All entries below are to be returned in full, exactly as they stand.

☆ ☆ ☆
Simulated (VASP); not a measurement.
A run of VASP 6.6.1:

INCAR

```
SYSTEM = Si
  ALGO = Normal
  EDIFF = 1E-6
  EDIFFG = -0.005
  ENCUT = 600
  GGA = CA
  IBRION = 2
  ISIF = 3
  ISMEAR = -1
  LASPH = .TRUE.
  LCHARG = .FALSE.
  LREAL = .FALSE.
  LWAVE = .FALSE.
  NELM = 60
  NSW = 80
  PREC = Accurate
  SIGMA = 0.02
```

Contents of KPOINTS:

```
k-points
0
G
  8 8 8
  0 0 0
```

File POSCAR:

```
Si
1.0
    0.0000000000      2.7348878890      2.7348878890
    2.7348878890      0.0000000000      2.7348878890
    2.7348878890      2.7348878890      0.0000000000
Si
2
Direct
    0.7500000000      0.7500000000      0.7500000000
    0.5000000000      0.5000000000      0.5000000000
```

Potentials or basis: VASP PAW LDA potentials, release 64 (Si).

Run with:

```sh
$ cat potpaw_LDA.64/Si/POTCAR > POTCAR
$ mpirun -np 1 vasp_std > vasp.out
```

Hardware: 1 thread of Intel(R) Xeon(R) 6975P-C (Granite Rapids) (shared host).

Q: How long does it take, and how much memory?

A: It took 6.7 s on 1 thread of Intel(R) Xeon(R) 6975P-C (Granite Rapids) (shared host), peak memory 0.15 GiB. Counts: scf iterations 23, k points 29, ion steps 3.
☆ ☆ ☆

**RESULT**.
Simulated (VASP); not a measurement.
A run of VASP 6.6.1:

INCAR

```
SYSTEM = Si
  ALGO = Normal
  EDIFF = 1E-6
  EDIFFG = -0.005
  ENCUT = 600
  GGA = CA
  IBRION = 2
  ISIF = 3
  ISMEAR = -1
  LASPH = .TRUE.
  LCHARG = .FALSE.
  LREAL = .FALSE.
  LWAVE = .FALSE.
  NELM = 60
  NSW = 80
  PREC = Accurate
  SIGMA = 0.02
```

Contents of KPOINTS:

```
k-points
0
G
  8 8 8
  0 0 0
```

File POSCAR:

```
Si
1.0
    0.0000000000      2.7348878890      2.7348878890
    2.7348878890      0.0000000000      2.7348878890
    2.7348878890      2.7348878890      0.0000000000
Si
2
Direct
    0.7500000000      0.7500000000      0.7500000000
    0.5000000000      0.5000000000      0.5000000000
```

Potentials or basis: VASP PAW LDA potentials, release 64 (Si).

Run with:

```sh
$ cat potpaw_LDA.64/Si/POTCAR > POTCAR
$ mpirun -np 1 vasp_std > vasp.out
```

Hardware: 1 thread of Intel(R) Xeon(R) 6975P-C (Granite Rapids) (shared host).

Q: How long does it take, and how much memory?

A: It took 6.7 s on 1 thread of Intel(R) Xeon(R) 6975P-C (Granite Rapids) (shared host), peak memory 0.15 GiB. Counts: scf iterations 23, k points 29, ion steps 3.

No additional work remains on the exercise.